**Assigned task**
The line containing "# J couplings in 2-amino-1-fluorobenzene" marks the end; copy exactly all lines from the start of the material up to and including it.

####################

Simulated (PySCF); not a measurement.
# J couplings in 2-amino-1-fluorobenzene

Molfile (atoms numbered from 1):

####################

**Your solution**
Simulated (PySCF); not a measurement.
# J couplings in 2-amino-1-fluorobenzene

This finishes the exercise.